========================================
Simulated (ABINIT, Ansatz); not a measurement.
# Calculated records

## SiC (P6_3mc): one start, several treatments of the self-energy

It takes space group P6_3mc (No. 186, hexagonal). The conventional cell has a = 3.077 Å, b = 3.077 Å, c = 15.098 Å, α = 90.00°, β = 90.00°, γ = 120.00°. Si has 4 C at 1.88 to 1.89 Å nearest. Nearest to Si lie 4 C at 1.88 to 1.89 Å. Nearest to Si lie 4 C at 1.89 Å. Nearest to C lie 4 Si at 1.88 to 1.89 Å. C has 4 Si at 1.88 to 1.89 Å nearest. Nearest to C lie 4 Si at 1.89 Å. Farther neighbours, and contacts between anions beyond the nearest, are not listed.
========================================

Exactly the lines above from the one with "# Calculated records" to the one with "## SiC (P6_3mc): one", both included, are to be quoted; leave the rest out.

> Written reply
# Calculated records

## SiC (P6_3mc): one start, several treatments of the self-energy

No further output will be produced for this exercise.